(Supplied entries begins)

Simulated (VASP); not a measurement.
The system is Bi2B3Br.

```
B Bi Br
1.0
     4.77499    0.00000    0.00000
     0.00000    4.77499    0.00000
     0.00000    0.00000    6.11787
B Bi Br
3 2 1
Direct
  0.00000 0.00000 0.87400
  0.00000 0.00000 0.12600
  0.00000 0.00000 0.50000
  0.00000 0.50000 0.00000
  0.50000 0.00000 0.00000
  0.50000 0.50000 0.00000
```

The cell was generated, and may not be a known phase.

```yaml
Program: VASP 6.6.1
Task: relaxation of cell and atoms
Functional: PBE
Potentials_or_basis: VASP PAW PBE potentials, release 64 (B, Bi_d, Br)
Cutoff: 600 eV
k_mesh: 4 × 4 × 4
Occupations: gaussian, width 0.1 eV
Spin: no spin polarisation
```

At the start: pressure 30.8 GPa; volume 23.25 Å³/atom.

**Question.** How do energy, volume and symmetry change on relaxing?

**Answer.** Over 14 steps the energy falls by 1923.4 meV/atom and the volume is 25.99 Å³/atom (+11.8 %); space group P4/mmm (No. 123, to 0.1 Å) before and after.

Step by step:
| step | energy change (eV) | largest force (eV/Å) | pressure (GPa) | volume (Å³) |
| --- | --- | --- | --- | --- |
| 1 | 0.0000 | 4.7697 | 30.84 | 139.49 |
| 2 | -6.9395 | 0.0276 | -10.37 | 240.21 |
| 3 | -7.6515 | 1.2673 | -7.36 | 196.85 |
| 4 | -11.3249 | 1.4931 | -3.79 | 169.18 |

(Supplied entries ends)

Activity — Lines from the top of the data above through the line containing "change on relaxing?" must be repeated exactly. All other lines stay out.

Answer area —
Simulated (VASP); not a measurement.
The system is Bi2B3Br.

```
B Bi Br
1.0
     4.77499    0.00000    0.00000
     0.00000    4.77499    0.00000
     0.00000    0.00000    6.11787
B Bi Br
3 2 1
Direct
  0.00000 0.00000 0.87400
  0.00000 0.00000 0.12600
  0.00000 0.00000 0.50000
  0.00000 0.50000 0.00000
  0.50000 0.00000 0.00000
  0.50000 0.50000 0.00000
```

The cell was generated, and may not be a known phase.

```yaml
Program: VASP 6.6.1
Task: relaxation of cell and atoms
Functional: PBE
Potentials_or_basis: VASP PAW PBE potentials, release 64 (B, Bi_d, Br)
Cutoff: 600 eV
k_mesh: 4 × 4 × 4
Occupations: gaussian, width 0.1 eV
Spin: no spin polarisation
```

At the start: pressure 30.8 GPa; volume 23.25 Å³/atom.

**Question.** How do energy, volume and symmetry change on relaxing?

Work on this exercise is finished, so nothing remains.